**REQUIREMENT**.
Reproduce the listing below exactly, from its first line down to and including the line with "Settings shared by".

INFORMATION SUPPLIED below:

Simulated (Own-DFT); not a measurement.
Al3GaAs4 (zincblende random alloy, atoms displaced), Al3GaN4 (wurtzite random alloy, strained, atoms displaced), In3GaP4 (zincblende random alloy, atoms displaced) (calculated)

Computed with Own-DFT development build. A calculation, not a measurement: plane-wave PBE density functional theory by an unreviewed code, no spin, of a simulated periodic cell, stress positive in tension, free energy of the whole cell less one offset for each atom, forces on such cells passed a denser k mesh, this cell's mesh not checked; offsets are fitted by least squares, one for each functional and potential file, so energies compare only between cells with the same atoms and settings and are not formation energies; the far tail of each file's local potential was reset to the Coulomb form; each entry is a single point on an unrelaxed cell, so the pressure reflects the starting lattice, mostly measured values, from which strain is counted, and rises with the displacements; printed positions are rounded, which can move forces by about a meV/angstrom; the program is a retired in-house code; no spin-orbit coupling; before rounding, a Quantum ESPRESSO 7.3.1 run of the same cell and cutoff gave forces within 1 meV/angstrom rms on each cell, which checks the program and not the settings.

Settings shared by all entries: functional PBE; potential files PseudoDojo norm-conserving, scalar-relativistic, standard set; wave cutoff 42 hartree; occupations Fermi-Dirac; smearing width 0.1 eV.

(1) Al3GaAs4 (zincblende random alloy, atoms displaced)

End of INFORMATION SUPPLIED.

**ANSWER SECTION**.
Simulated (Own-DFT); not a measurement.
Al3GaAs4 (zincblende random alloy, atoms displaced), Al3GaN4 (wurtzite random alloy, strained, atoms displaced), In3GaP4 (zincblende random alloy, atoms displaced) (calculated)

Computed with Own-DFT development build. A calculation, not a measurement: plane-wave PBE density functional theory by an unreviewed code, no spin, of a simulated periodic cell, stress positive in tension, free energy of the whole cell less one offset for each atom, forces on such cells passed a denser k mesh, this cell's mesh not checked; offsets are fitted by least squares, one for each functional and potential file, so energies compare only between cells with the same atoms and settings and are not formation energies; the far tail of each file's local potential was reset to the Coulomb form; each entry is a single point on an unrelaxed cell, so the pressure reflects the starting lattice, mostly measured values, from which strain is counted, and rises with the displacements; printed positions are rounded, which can move forces by about a meV/angstrom; the program is a retired in-house code; no spin-orbit coupling; before rounding, a Quantum ESPRESSO 7.3.1 run of the same cell and cutoff gave forces within 1 meV/angstrom rms on each cell, which checks the program and not the settings.

Settings shared by all entries: functional PBE; potential files PseudoDojo norm-conserving, scalar-relativistic, standard set; wave cutoff 42 hartree; occupations Fermi-Dirac; smearing width 0.1 eV.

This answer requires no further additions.